> **PROVIDED INFORMATION**
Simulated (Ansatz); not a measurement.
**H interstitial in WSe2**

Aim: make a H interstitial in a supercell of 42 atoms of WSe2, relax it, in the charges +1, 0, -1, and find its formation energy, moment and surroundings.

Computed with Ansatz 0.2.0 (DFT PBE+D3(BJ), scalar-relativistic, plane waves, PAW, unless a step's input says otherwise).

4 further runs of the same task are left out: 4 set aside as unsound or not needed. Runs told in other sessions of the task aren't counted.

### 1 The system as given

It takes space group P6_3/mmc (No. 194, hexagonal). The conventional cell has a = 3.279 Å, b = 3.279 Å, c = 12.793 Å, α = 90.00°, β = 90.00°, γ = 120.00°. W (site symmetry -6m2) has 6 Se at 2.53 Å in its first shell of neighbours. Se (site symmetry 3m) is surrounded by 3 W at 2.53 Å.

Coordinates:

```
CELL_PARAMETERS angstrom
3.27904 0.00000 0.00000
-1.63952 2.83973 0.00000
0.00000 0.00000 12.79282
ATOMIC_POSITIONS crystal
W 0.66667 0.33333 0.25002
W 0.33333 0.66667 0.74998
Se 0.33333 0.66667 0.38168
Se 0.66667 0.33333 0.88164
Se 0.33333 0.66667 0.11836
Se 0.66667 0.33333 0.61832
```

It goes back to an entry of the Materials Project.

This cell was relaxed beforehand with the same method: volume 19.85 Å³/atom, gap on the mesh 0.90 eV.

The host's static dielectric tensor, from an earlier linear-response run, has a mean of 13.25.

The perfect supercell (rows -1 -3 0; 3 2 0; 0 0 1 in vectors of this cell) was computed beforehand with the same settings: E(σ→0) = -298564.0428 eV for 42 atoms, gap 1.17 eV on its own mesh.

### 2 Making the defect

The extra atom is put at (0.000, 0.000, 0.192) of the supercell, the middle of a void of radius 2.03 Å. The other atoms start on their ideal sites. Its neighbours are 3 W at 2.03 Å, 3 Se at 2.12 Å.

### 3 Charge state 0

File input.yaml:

> **WORK TASK**
Starting at the first line of the material above, reproduce each line exactly up to and including the line with "### 3 Charge state 0".

> **WORKED SOLUTION**
Simulated (Ansatz); not a measurement.
**H interstitial in WSe2**

Aim: make a H interstitial in a supercell of 42 atoms of WSe2, relax it, in the charges +1, 0, -1, and find its formation energy, moment and surroundings.

Computed with Ansatz 0.2.0 (DFT PBE+D3(BJ), scalar-relativistic, plane waves, PAW, unless a step's input says otherwise).

4 further runs of the same task are left out: 4 set aside as unsound or not needed. Runs told in other sessions of the task aren't counted.

### 1 The system as given

It takes space group P6_3/mmc (No. 194, hexagonal). The conventional cell has a = 3.279 Å, b = 3.279 Å, c = 12.793 Å, α = 90.00°, β = 90.00°, γ = 120.00°. W (site symmetry -6m2) has 6 Se at 2.53 Å in its first shell of neighbours. Se (site symmetry 3m) is surrounded by 3 W at 2.53 Å.

Coordinates:

```
CELL_PARAMETERS angstrom
3.27904 0.00000 0.00000
-1.63952 2.83973 0.00000
0.00000 0.00000 12.79282
ATOMIC_POSITIONS crystal
W 0.66667 0.33333 0.25002
W 0.33333 0.66667 0.74998
Se 0.33333 0.66667 0.38168
Se 0.66667 0.33333 0.88164
Se 0.33333 0.66667 0.11836
Se 0.66667 0.33333 0.61832
```

It goes back to an entry of the Materials Project.

This cell was relaxed beforehand with the same method: volume 19.85 Å³/atom, gap on the mesh 0.90 eV.

The host's static dielectric tensor, from an earlier linear-response run, has a mean of 13.25.

The perfect supercell (rows -1 -3 0; 3 2 0; 0 0 1 in vectors of this cell) was computed beforehand with the same settings: E(σ→0) = -298564.0428 eV for 42 atoms, gap 1.17 eV on its own mesh.

### 2 Making the defect

The extra atom is put at (0.000, 0.000, 0.192) of the supercell, the middle of a void of radius 2.03 Å. The other atoms start on their ideal sites. Its neighbours are 3 W at 2.03 Å, 3 Se at 2.12 Å.

### 3 Charge state 0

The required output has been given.